**Work instruction:**
From the first line of the entries below, reproduce everything exactly through the line with "# Precursor delivery", and nothing more.

**Excerpted data:**
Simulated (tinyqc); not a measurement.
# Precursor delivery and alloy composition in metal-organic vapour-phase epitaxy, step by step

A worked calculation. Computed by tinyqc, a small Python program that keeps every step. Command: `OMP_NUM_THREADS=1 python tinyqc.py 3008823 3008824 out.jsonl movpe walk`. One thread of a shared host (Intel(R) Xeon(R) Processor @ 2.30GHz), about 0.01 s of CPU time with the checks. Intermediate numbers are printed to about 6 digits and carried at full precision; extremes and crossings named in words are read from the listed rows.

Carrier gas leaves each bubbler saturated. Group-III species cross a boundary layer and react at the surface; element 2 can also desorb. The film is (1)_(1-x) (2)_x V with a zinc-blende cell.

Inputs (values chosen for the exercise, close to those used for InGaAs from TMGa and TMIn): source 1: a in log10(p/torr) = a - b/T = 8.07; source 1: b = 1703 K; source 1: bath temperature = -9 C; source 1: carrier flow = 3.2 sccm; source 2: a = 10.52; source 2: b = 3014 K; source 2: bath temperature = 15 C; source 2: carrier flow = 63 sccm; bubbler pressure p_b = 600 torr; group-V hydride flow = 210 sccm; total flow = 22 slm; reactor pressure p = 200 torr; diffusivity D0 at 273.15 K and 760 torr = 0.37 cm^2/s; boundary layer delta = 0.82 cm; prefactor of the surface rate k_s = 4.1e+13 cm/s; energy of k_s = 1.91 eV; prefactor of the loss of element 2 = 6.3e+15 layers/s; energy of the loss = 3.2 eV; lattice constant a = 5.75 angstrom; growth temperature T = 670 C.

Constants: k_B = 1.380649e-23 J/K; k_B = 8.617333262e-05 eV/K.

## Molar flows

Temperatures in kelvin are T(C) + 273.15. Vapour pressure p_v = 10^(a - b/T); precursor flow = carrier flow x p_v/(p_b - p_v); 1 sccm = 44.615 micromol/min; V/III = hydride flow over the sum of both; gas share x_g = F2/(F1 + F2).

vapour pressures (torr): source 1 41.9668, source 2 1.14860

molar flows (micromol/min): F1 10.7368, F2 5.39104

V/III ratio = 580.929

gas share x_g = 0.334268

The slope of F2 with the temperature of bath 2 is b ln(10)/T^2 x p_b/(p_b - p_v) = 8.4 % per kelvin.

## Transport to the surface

**Exercise solution:**
Simulated (tinyqc); not a measurement.
# Precursor delivery and alloy composition in metal-organic vapour-phase epitaxy, step by step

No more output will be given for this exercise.